.....

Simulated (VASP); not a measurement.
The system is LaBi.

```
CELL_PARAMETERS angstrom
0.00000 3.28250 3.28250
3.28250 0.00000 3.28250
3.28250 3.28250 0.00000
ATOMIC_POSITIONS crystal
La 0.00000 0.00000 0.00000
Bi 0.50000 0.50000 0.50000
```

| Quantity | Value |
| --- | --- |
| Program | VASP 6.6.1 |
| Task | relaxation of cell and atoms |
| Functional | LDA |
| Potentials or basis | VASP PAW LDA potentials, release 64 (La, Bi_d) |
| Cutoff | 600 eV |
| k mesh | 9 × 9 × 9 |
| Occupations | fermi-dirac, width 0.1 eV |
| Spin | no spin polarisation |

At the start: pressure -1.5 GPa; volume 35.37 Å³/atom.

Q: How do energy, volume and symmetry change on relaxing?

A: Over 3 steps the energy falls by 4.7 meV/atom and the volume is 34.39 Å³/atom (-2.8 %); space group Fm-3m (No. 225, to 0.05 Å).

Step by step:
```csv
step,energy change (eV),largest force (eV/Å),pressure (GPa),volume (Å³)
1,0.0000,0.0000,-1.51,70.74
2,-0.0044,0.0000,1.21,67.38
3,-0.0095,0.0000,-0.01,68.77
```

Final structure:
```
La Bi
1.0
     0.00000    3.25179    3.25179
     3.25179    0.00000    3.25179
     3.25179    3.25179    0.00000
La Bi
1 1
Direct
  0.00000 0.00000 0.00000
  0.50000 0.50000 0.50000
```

.....

◆ **Brief**
Copy exactly the stretch of data above from the line with "and atoms |" through the line with "Q: How do energy, volume", and omit all other lines.

◆ **Reply**
| Task | relaxation of cell and atoms |
| Functional | LDA |
| Potentials or basis | VASP PAW LDA potentials, release 64 (La, Bi_d) |
| Cutoff | 600 eV |
| k mesh | 9 × 9 × 9 |
| Occupations | fermi-dirac, width 0.1 eV |
| Spin | no spin polarisation |

At the start: pressure -1.5 GPa; volume 35.37 Å³/atom.

Q: How do energy, volume and symmetry change on relaxing?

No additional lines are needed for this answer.